DATA EXTRACT>
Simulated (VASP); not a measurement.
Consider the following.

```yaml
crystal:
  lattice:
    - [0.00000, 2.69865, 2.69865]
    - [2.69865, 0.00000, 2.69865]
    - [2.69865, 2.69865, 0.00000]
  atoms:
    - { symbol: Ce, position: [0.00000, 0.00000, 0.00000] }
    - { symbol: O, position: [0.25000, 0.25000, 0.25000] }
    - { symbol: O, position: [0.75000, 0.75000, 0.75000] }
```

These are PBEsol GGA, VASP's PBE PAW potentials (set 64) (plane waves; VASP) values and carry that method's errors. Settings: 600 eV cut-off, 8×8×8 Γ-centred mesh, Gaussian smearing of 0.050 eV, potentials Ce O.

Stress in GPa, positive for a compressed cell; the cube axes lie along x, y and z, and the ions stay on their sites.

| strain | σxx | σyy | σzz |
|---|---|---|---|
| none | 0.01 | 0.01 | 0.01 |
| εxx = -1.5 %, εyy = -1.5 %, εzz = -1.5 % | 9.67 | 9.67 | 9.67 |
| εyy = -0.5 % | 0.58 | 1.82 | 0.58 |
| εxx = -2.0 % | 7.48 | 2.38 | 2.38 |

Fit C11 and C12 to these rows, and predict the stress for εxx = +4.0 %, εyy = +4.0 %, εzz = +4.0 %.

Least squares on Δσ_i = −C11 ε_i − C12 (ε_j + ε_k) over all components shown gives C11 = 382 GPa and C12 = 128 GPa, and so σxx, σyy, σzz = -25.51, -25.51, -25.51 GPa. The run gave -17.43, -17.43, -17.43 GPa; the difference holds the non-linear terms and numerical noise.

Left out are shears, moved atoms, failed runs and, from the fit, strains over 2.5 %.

WORK REQUEST> Both the first line of the data above and the line with "Least squares on" must be included; please return exactly those lines and the ones between them.

EXERCISE RESPONSE>
Simulated (VASP); not a measurement.
Consider the following.

```yaml
crystal:
  lattice:
    - [0.00000, 2.69865, 2.69865]
    - [2.69865, 0.00000, 2.69865]
    - [2.69865, 2.69865, 0.00000]
  atoms:
    - { symbol: Ce, position: [0.00000, 0.00000, 0.00000] }
    - { symbol: O, position: [0.25000, 0.25000, 0.25000] }
    - { symbol: O, position: [0.75000, 0.75000, 0.75000] }
```

These are PBEsol GGA, VASP's PBE PAW potentials (set 64) (plane waves; VASP) values and carry that method's errors. Settings: 600 eV cut-off, 8×8×8 Γ-centred mesh, Gaussian smearing of 0.050 eV, potentials Ce O.

Stress in GPa, positive for a compressed cell; the cube axes lie along x, y and z, and the ions stay on their sites.

| strain | σxx | σyy | σzz |
|---|---|---|---|
| none | 0.01 | 0.01 | 0.01 |
| εxx = -1.5 %, εyy = -1.5 %, εzz = -1.5 % | 9.67 | 9.67 | 9.67 |
| εyy = -0.5 % | 0.58 | 1.82 | 0.58 |
| εxx = -2.0 % | 7.48 | 2.38 | 2.38 |

Fit C11 and C12 to these rows, and predict the stress for εxx = +4.0 %, εyy = +4.0 %, εzz = +4.0 %.

Least squares on Δσ_i = −C11 ε_i − C12 (ε_j + ε_k) over all components shown gives C11 = 382 GPa and C12 = 128 GPa, and so σxx, σyy, σzz = -25.51, -25.51, -25.51 GPa. The run gave -17.43, -17.43, -17.43 GPa; the difference holds the non-linear terms and numerical noise.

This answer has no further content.